■ ■ ■

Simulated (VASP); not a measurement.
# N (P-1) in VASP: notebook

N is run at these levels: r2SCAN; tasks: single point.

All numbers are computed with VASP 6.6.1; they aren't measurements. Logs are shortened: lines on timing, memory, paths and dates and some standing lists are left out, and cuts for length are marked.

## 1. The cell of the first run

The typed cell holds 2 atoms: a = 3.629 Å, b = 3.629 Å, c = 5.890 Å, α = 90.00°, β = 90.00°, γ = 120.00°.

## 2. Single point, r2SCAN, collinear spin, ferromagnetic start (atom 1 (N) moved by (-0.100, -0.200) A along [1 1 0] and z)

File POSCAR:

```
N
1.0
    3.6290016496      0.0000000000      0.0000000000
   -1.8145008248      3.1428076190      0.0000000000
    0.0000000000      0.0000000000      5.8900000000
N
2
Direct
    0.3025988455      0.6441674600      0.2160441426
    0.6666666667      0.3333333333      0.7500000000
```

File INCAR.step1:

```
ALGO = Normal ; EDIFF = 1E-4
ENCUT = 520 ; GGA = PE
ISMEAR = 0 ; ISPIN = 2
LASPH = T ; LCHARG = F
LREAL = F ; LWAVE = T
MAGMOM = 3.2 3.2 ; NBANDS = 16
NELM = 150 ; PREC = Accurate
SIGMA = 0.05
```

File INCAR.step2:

■ ■ ■

What is needed is an exact copy of all the records.

• _EXPECTED ANSWER_:
Simulated (VASP); not a measurement.
# N (P-1) in VASP: notebook

N is run at these levels: r2SCAN; tasks: single point.

All numbers are computed with VASP 6.6.1; they aren't measurements. Logs are shortened: lines on timing, memory, paths and dates and some standing lists are left out, and cuts for length are marked.

## 1. The cell of the first run

The typed cell holds 2 atoms: a = 3.629 Å, b = 3.629 Å, c = 5.890 Å, α = 90.00°, β = 90.00°, γ = 120.00°.

## 2. Single point, r2SCAN, collinear spin, ferromagnetic start (atom 1 (N) moved by (-0.100, -0.200) A along [1 1 0] and z)

File POSCAR:

```
N
1.0
    3.6290016496      0.0000000000      0.0000000000
   -1.8145008248      3.1428076190      0.0000000000
    0.0000000000      0.0000000000      5.8900000000
N
2
Direct
    0.3025988455      0.6441674600      0.2160441426
    0.6666666667      0.3333333333      0.7500000000
```

File INCAR.step1:

```
ALGO = Normal ; EDIFF = 1E-4
ENCUT = 520 ; GGA = PE
ISMEAR = 0 ; ISPIN = 2
LASPH = T ; LCHARG = F
LREAL = F ; LWAVE = T
MAGMOM = 3.2 3.2 ; NBANDS = 16
NELM = 150 ; PREC = Accurate
SIGMA = 0.05
```

File INCAR.step2:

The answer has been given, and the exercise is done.